————————

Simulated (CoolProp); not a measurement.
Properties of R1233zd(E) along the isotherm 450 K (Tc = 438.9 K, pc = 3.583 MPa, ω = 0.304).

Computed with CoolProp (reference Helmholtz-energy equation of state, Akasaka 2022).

————————

## REQUIRED ACTION
Output all the lines above. Keep each one exact.

## EXERCISE RESULT
Simulated (CoolProp); not a measurement.
Properties of R1233zd(E) along the isotherm 450 K (Tc = 438.9 K, pc = 3.583 MPa, ω = 0.304).

Computed with CoolProp (reference Helmholtz-energy equation of state, Akasaka 2022).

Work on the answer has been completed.